→ Work item
Without changing anything, copy out each entry.

Data START
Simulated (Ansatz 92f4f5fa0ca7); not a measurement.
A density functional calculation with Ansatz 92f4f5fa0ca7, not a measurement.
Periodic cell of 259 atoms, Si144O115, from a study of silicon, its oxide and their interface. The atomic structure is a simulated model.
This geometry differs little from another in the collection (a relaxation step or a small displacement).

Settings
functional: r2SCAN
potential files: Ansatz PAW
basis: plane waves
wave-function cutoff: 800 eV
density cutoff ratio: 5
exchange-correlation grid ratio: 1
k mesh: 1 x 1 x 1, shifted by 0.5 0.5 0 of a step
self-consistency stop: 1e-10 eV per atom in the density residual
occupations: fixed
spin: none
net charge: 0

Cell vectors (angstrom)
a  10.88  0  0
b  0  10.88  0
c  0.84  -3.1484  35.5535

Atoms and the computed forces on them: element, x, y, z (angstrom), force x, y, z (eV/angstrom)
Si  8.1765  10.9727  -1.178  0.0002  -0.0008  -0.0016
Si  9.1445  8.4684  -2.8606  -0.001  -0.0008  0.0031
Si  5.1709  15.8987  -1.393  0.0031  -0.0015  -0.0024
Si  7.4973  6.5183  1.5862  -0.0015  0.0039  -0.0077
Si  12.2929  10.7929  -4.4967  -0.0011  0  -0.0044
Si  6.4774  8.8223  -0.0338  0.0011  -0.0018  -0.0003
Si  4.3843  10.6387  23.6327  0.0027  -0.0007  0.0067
Data END

→ Your response
Simulated (Ansatz 92f4f5fa0ca7); not a measurement.
A density functional calculation with Ansatz 92f4f5fa0ca7, not a measurement.
Periodic cell of 259 atoms, Si144O115, from a study of silicon, its oxide and their interface. The atomic structure is a simulated model.
This geometry differs little from another in the collection (a relaxation step or a small displacement).

Settings
functional: r2SCAN
potential files: Ansatz PAW
basis: plane waves
wave-function cutoff: 800 eV
density cutoff ratio: 5
exchange-correlation grid ratio: 1
k mesh: 1 x 1 x 1, shifted by 0.5 0.5 0 of a step
self-consistency stop: 1e-10 eV per atom in the density residual
occupations: fixed
spin: none
net charge: 0

Cell vectors (angstrom)
a  10.88  0  0
b  0  10.88  0
c  0.84  -3.1484  35.5535

Atoms and the computed forces on them: element, x, y, z (angstrom), force x, y, z (eV/angstrom)
Si  8.1765  10.9727  -1.178  0.0002  -0.0008  -0.0016
Si  9.1445  8.4684  -2.8606  -0.001  -0.0008  0.0031
Si  5.1709  15.8987  -1.393  0.0031  -0.0015  -0.0024
Si  7.4973  6.5183  1.5862  -0.0015  0.0039  -0.0077
Si  12.2929  10.7929  -4.4967  -0.0011  0  -0.0044
Si  6.4774  8.8223  -0.0338  0.0011  -0.0018  -0.0003
Si  4.3843  10.6387  23.6327  0.0027  -0.0007  0.0067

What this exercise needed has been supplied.